DATASET:
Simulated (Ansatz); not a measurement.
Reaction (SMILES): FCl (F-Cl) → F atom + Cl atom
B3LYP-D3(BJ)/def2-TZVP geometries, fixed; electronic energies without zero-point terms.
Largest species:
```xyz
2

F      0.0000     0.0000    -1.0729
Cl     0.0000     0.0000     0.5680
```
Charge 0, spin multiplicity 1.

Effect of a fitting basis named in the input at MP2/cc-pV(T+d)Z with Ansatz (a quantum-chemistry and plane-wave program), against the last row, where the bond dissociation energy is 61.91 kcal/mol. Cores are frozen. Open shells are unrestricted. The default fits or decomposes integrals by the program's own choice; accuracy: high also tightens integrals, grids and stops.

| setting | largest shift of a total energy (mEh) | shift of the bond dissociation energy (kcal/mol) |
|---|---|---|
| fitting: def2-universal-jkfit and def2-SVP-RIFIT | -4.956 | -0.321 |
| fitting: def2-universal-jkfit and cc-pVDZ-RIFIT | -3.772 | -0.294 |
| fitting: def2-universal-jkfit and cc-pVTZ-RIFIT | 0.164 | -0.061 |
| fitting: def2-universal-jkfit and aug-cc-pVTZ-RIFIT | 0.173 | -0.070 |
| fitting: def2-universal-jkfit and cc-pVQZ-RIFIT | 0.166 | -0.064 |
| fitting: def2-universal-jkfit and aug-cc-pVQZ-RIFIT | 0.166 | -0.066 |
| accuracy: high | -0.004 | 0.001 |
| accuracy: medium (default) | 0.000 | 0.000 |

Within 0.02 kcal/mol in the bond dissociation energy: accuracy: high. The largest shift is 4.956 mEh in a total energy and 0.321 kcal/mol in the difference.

WORK REQUEST: Quote every line from the beginning of the entries up to and including the line that contains "Charge 0, spin multiplicity 1.".

PROBLEM SOLUTION:
Simulated (Ansatz); not a measurement.
Reaction (SMILES): FCl (F-Cl) → F atom + Cl atom
B3LYP-D3(BJ)/def2-TZVP geometries, fixed; electronic energies without zero-point terms.
Largest species:
```xyz
2

F      0.0000     0.0000    -1.0729
Cl     0.0000     0.0000     0.5680
```
Charge 0, spin multiplicity 1.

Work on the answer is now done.